§ INPUT DATA:
*** Block opens ***

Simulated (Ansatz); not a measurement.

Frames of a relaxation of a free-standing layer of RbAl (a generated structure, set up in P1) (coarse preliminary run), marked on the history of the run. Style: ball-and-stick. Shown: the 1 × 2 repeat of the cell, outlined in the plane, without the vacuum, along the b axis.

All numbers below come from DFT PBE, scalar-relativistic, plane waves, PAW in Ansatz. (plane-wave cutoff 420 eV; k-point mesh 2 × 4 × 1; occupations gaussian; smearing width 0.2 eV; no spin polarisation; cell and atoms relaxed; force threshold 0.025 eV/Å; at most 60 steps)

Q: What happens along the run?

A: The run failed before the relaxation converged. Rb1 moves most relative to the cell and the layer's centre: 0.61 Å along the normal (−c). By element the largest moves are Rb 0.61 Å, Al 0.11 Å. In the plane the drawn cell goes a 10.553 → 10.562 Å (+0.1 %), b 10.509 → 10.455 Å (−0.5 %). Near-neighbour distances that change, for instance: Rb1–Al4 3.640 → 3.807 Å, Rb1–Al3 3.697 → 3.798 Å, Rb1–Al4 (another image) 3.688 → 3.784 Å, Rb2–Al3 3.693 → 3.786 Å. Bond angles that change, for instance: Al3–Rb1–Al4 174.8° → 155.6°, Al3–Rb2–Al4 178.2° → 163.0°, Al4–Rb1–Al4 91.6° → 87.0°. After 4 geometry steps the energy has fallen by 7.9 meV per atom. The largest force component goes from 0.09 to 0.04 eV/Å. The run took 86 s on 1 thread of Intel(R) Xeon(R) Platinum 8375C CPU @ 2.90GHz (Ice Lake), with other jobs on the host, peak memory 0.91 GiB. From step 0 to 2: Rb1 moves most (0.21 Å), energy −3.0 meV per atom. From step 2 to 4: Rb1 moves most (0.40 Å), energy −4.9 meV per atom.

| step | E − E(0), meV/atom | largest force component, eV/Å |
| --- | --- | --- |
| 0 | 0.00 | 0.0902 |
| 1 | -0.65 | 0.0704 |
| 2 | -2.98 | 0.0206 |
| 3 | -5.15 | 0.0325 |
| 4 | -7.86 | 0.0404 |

*** Block closes ***

§ WORK ITEM: With the line holding "-0.65 | 0.0704 |" as the first and the line holding "-5.15 | 0.0325 |" as the last, please transcribe exactly the lines of the material above in that range and nothing else.

§ EXPECTED ANSWER:
| 1 | -0.65 | 0.0704 |
| 2 | -2.98 | 0.0206 |
| 3 | -5.15 | 0.0325 |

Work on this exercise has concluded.